◆ ACTION ITEM ◆
From the first line of the records down to the one that holds "Caveat: the cell", transcribe each line exactly and add nothing.

◆ DATASET ◆
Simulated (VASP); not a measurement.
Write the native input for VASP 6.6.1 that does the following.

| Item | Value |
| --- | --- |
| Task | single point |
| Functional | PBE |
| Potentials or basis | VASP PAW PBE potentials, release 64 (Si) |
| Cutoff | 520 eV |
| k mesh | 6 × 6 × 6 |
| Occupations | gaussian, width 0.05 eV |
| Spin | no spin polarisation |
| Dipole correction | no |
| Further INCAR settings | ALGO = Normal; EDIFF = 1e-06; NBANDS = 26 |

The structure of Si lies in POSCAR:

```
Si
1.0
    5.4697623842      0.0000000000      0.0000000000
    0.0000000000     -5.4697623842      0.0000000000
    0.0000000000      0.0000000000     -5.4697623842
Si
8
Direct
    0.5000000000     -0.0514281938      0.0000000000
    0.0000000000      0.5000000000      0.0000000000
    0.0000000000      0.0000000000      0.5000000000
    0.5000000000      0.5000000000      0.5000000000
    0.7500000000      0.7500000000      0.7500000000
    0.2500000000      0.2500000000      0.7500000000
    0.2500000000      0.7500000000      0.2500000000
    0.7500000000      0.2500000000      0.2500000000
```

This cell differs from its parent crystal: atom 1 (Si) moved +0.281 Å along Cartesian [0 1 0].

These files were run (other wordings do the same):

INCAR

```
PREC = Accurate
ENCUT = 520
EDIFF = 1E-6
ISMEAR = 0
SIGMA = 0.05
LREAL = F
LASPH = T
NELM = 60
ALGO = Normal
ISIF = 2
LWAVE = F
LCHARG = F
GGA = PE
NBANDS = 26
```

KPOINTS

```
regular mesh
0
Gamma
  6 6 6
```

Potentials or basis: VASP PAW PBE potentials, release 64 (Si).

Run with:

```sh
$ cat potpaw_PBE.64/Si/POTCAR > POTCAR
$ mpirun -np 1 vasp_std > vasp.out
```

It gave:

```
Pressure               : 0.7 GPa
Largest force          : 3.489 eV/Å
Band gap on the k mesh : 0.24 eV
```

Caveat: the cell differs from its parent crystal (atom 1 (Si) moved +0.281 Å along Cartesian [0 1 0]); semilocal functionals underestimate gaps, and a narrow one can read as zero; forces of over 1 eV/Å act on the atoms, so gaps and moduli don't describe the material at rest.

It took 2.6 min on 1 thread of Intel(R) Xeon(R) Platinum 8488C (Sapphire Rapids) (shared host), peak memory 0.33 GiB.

◆ WORKED SOLUTION ◆
Simulated (VASP); not a measurement.
Write the native input for VASP 6.6.1 that does the following.

| Item | Value |
| --- | --- |
| Task | single point |
| Functional | PBE |
| Potentials or basis | VASP PAW PBE potentials, release 64 (Si) |
| Cutoff | 520 eV |
| k mesh | 6 × 6 × 6 |
| Occupations | gaussian, width 0.05 eV |
| Spin | no spin polarisation |
| Dipole correction | no |
| Further INCAR settings | ALGO = Normal; EDIFF = 1e-06; NBANDS = 26 |

The structure of Si lies in POSCAR:

```
Si
1.0
    5.4697623842      0.0000000000      0.0000000000
    0.0000000000     -5.4697623842      0.0000000000
    0.0000000000      0.0000000000     -5.4697623842
Si
8
Direct
    0.5000000000     -0.0514281938      0.0000000000
    0.0000000000      0.5000000000      0.0000000000
    0.0000000000      0.0000000000      0.5000000000
    0.5000000000      0.5000000000      0.5000000000
    0.7500000000      0.7500000000      0.7500000000
    0.2500000000      0.2500000000      0.7500000000
    0.2500000000      0.7500000000      0.2500000000
    0.7500000000      0.2500000000      0.2500000000
```

This cell differs from its parent crystal: atom 1 (Si) moved +0.281 Å along Cartesian [0 1 0].

These files were run (other wordings do the same):

INCAR

```
PREC = Accurate
ENCUT = 520
EDIFF = 1E-6
ISMEAR = 0
SIGMA = 0.05
LREAL = F
LASPH = T
NELM = 60
ALGO = Normal
ISIF = 2
LWAVE = F
LCHARG = F
GGA = PE
NBANDS = 26
```

KPOINTS

```
regular mesh
0
Gamma
  6 6 6
```

Potentials or basis: VASP PAW PBE potentials, release 64 (Si).

Run with:

```sh
$ cat potpaw_PBE.64/Si/POTCAR > POTCAR
$ mpirun -np 1 vasp_std > vasp.out
```

It gave:

```
Pressure               : 0.7 GPa
Largest force          : 3.489 eV/Å
Band gap on the k mesh : 0.24 eV
```

Caveat: the cell differs from its parent crystal (atom 1 (Si) moved +0.281 Å along Cartesian [0 1 0]); semilocal functionals underestimate gaps, and a narrow one can read as zero; forces of over 1 eV/Å act on the atoms, so gaps and moduli don't describe the material at rest.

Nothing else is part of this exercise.